*** INFORMATION PROVIDED Section Begins ***

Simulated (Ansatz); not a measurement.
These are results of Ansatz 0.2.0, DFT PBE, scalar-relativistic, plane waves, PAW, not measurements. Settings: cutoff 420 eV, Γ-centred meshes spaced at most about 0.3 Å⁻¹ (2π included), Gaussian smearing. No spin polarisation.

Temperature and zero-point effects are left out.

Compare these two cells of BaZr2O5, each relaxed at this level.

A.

*** INFORMATION PROVIDED Section Ends ***

[WORK ITEM]:
Without leaving out a single line, retype the material above exactly.

[WORKED SOLUTION]:
Simulated (Ansatz); not a measurement.
These are results of Ansatz 0.2.0, DFT PBE, scalar-relativistic, plane waves, PAW, not measurements. Settings: cutoff 420 eV, Γ-centred meshes spaced at most about 0.3 Å⁻¹ (2π included), Gaussian smearing. No spin polarisation.

Temperature and zero-point effects are left out.

Compare these two cells of BaZr2O5, each relaxed at this level.

A.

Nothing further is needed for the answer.